— Exercise —
Every record below, from first to last: print it exactly as shown.

◇ ◇ ◇ ◇ ◇ ◇ ◇

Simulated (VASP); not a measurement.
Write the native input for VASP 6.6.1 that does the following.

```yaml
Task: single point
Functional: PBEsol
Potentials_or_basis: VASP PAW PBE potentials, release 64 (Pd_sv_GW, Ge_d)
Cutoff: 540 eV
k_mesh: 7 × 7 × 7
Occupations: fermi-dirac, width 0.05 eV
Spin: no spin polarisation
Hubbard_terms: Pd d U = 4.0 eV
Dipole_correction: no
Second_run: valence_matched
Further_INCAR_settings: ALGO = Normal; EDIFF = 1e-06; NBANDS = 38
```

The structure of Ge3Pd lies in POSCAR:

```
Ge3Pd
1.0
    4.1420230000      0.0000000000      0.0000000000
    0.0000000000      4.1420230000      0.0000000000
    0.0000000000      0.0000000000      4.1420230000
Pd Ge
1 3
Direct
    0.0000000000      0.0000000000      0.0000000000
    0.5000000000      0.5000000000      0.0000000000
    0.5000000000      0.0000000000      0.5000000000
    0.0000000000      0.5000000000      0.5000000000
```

◇ ◇ ◇ ◇ ◇ ◇ ◇

— Written answer —
Simulated (VASP); not a measurement.
Write the native input for VASP 6.6.1 that does the following.

```yaml
Task: single point
Functional: PBEsol
Potentials_or_basis: VASP PAW PBE potentials, release 64 (Pd_sv_GW, Ge_d)
Cutoff: 540 eV
k_mesh: 7 × 7 × 7
Occupations: fermi-dirac, width 0.05 eV
Spin: no spin polarisation
Hubbard_terms: Pd d U = 4.0 eV
Dipole_correction: no
Second_run: valence_matched
Further_INCAR_settings: ALGO = Normal; EDIFF = 1e-06; NBANDS = 38
```

The structure of Ge3Pd lies in POSCAR:

```
Ge3Pd
1.0
    4.1420230000      0.0000000000      0.0000000000
    0.0000000000      4.1420230000      0.0000000000
    0.0000000000      0.0000000000      4.1420230000
Pd Ge
1 3
Direct
    0.0000000000      0.0000000000      0.0000000000
    0.5000000000      0.5000000000      0.0000000000
    0.5000000000      0.0000000000      0.5000000000
    0.0000000000      0.5000000000      0.5000000000
```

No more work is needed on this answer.